• **Supplied records**:
---*---
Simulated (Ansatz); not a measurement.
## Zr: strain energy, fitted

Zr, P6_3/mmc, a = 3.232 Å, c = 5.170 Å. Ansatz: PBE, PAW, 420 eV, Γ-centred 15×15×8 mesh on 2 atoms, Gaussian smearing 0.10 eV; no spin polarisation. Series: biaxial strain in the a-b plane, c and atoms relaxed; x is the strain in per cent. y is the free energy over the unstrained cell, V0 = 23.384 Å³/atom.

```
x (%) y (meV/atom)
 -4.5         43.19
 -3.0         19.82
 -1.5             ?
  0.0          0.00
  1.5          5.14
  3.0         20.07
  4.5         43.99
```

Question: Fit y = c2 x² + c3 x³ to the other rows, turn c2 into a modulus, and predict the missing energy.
---*---

Using the listing above, please repeat every entry exactly.

• **Your response**:
Simulated (Ansatz); not a measurement.
## Zr: strain energy, fitted

Zr, P6_3/mmc, a = 3.232 Å, c = 5.170 Å. Ansatz: PBE, PAW, 420 eV, Γ-centred 15×15×8 mesh on 2 atoms, Gaussian smearing 0.10 eV; no spin polarisation. Series: biaxial strain in the a-b plane, c and atoms relaxed; x is the strain in per cent. y is the free energy over the unstrained cell, V0 = 23.384 Å³/atom.

```
x (%) y (meV/atom)
 -4.5         43.19
 -3.0         19.82
 -1.5             ?
  0.0          0.00
  1.5          5.14
  3.0         20.07
  4.5         43.99
```

Question: Fit y = c2 x² + c3 x³ to the other rows, turn c2 into a modulus, and predict the missing energy.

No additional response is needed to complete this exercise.